(REQUIRED ACTION):
Start at the first line of the listing below. Write out each line exactly, stopping after the one that contains "Solution. A rigid".

[[ DATA SUPPLIED open ]]

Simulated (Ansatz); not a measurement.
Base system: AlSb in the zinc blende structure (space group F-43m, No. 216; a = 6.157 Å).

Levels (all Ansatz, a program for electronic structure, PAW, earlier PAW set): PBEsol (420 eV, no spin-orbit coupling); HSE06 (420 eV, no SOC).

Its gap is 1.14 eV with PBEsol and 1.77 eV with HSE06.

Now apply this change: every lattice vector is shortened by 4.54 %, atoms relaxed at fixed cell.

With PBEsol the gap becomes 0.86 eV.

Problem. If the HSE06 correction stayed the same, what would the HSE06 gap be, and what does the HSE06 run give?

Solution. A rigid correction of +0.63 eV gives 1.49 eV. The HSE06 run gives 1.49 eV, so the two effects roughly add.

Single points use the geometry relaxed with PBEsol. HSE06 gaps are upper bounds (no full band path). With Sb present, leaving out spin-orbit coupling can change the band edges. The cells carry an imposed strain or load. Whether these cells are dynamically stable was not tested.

[[ DATA SUPPLIED closed ]]

(TASK RESPONSE):
Simulated (Ansatz); not a measurement.
Base system: AlSb in the zinc blende structure (space group F-43m, No. 216; a = 6.157 Å).

Levels (all Ansatz, a program for electronic structure, PAW, earlier PAW set): PBEsol (420 eV, no spin-orbit coupling); HSE06 (420 eV, no SOC).

Its gap is 1.14 eV with PBEsol and 1.77 eV with HSE06.

Now apply this change: every lattice vector is shortened by 4.54 %, atoms relaxed at fixed cell.

With PBEsol the gap becomes 0.86 eV.

Problem. If the HSE06 correction stayed the same, what would the HSE06 gap be, and what does the HSE06 run give?

Solution. A rigid correction of +0.63 eV gives 1.49 eV. The HSE06 run gives 1.49 eV, so the two effects roughly add.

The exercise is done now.